■ ■ ■ ■

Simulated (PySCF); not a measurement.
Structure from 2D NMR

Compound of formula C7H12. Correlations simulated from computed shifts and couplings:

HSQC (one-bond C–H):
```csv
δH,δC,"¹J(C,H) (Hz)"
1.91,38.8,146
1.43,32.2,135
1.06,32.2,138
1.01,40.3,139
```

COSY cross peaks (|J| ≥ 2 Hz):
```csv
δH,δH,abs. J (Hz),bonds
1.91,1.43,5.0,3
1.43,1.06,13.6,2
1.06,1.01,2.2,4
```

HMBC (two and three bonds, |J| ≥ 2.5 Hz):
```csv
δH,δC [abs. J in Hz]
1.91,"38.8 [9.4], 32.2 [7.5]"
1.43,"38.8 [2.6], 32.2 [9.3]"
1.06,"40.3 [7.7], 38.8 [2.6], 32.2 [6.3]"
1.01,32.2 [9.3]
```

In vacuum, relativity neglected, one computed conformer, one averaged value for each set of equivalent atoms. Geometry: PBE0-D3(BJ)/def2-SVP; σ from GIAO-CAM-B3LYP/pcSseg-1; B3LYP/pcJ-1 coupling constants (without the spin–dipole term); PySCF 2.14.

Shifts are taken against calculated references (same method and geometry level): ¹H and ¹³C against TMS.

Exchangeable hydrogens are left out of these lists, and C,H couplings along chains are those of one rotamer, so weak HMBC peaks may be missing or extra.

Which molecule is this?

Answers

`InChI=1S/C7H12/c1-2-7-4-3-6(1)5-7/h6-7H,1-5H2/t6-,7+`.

■ ■ ■ ■

■ ASSIGNED TASK ■
Transcribe the whole listing exactly.

■ PROBLEM SOLUTION ■
Simulated (PySCF); not a measurement.
Structure from 2D NMR

Compound of formula C7H12. Correlations simulated from computed shifts and couplings:

HSQC (one-bond C–H):
```csv
δH,δC,"¹J(C,H) (Hz)"
1.91,38.8,146
1.43,32.2,135
1.06,32.2,138
1.01,40.3,139
```

COSY cross peaks (|J| ≥ 2 Hz):
```csv
δH,δH,abs. J (Hz),bonds
1.91,1.43,5.0,3
1.43,1.06,13.6,2
1.06,1.01,2.2,4
```

HMBC (two and three bonds, |J| ≥ 2.5 Hz):
```csv
δH,δC [abs. J in Hz]
1.91,"38.8 [9.4], 32.2 [7.5]"
1.43,"38.8 [2.6], 32.2 [9.3]"
1.06,"40.3 [7.7], 38.8 [2.6], 32.2 [6.3]"
1.01,32.2 [9.3]
```

In vacuum, relativity neglected, one computed conformer, one averaged value for each set of equivalent atoms. Geometry: PBE0-D3(BJ)/def2-SVP; σ from GIAO-CAM-B3LYP/pcSseg-1; B3LYP/pcJ-1 coupling constants (without the spin–dipole term); PySCF 2.14.

Shifts are taken against calculated references (same method and geometry level): ¹H and ¹³C against TMS.

Exchangeable hydrogens are left out of these lists, and C,H couplings along chains are those of one rotamer, so weak HMBC peaks may be missing or extra.

Which molecule is this?

Answers

`InChI=1S/C7H12/c1-2-7-4-3-6(1)5-7/h6-7H,1-5H2/t6-,7+`.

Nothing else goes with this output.